*** Entries provided
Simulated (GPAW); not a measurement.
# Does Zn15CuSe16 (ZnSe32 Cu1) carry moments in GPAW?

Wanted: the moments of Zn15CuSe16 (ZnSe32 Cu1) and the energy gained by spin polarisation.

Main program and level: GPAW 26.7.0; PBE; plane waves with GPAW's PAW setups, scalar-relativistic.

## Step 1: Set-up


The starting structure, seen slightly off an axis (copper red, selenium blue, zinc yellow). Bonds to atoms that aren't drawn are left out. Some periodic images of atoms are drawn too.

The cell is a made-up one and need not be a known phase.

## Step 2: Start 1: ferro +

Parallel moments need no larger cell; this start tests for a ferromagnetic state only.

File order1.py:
******

● **Work instruction**: Write each line of the data above out again without altering a word.

● **Task solution**:
Simulated (GPAW); not a measurement.
# Does Zn15CuSe16 (ZnSe32 Cu1) carry moments in GPAW?

Wanted: the moments of Zn15CuSe16 (ZnSe32 Cu1) and the energy gained by spin polarisation.

Main program and level: GPAW 26.7.0; PBE; plane waves with GPAW's PAW setups, scalar-relativistic.

## Step 1: Set-up


The starting structure, seen slightly off an axis (copper red, selenium blue, zinc yellow). Bonds to atoms that aren't drawn are left out. Some periodic images of atoms are drawn too.

The cell is a made-up one and need not be a known phase.

## Step 2: Start 1: ferro +

Parallel moments need no larger cell; this start tests for a ferromagnetic state only.

File order1.py:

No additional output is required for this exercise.